----------

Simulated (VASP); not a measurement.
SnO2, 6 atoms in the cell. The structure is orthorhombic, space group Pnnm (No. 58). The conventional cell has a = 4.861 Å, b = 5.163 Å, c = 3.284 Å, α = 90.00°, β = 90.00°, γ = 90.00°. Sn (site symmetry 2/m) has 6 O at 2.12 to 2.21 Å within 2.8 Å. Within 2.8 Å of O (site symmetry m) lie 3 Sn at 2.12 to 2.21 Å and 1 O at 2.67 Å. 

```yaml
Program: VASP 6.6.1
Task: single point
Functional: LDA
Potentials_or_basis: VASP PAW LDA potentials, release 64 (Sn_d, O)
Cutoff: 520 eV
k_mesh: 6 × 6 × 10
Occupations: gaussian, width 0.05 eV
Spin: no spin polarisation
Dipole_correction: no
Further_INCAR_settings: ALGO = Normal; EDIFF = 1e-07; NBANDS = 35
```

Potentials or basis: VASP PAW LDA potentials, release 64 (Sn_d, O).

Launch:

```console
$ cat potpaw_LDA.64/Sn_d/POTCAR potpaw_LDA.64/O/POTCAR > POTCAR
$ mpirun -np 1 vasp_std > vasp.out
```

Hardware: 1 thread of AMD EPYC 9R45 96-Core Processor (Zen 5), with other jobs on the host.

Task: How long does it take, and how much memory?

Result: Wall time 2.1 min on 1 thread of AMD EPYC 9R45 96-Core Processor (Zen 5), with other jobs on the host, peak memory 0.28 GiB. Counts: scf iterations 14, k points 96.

----------

#### Work instruction
When the line with "Potentials or basis: VASP" is reached in the data above, start copying there, and copy each line exactly until the line with "Task: How long" has been copied; copy nothing else.

#### Solution
Potentials or basis: VASP PAW LDA potentials, release 64 (Sn_d, O).

Launch:

```console
$ cat potpaw_LDA.64/Sn_d/POTCAR potpaw_LDA.64/O/POTCAR > POTCAR
$ mpirun -np 1 vasp_std > vasp.out
```

Hardware: 1 thread of AMD EPYC 9R45 96-Core Processor (Zen 5), with other jobs on the host.

Task: How long does it take, and how much memory?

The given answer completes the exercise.